[Excerpted data]
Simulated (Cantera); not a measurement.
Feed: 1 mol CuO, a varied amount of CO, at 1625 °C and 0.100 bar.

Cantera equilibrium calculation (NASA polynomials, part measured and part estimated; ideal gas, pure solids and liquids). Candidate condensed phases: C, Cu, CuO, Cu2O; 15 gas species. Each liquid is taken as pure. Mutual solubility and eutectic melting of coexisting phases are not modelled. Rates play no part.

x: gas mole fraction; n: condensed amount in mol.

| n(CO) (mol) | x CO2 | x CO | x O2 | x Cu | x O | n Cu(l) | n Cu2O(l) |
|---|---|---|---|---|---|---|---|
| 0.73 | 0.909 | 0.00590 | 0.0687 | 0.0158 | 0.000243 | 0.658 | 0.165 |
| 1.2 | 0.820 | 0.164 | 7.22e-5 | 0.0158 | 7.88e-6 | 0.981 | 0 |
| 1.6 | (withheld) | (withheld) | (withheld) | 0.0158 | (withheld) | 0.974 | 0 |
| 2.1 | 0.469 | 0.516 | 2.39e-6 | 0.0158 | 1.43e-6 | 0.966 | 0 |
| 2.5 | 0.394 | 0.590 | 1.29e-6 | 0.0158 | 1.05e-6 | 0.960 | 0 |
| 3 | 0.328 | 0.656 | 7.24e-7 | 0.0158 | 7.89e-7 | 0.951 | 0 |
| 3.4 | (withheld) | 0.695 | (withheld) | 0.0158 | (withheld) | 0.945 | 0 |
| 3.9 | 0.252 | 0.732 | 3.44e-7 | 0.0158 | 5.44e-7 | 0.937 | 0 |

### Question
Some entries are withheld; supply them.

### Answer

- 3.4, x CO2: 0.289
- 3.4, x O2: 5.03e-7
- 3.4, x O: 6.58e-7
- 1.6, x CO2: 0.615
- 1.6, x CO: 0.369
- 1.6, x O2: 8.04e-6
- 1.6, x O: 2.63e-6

[Requirement] Of the lines above, extract only those from the line with "### Question" to the line with "- 1.6, x O2: 8.04e-6", both included, exactly as written.

[Your response]
### Question
Some entries are withheld; supply them.

### Answer

- 3.4, x CO2: 0.289
- 3.4, x O2: 5.03e-7
- 3.4, x O: 6.58e-7
- 1.6, x CO2: 0.615
- 1.6, x CO: 0.369
- 1.6, x O2: 8.04e-6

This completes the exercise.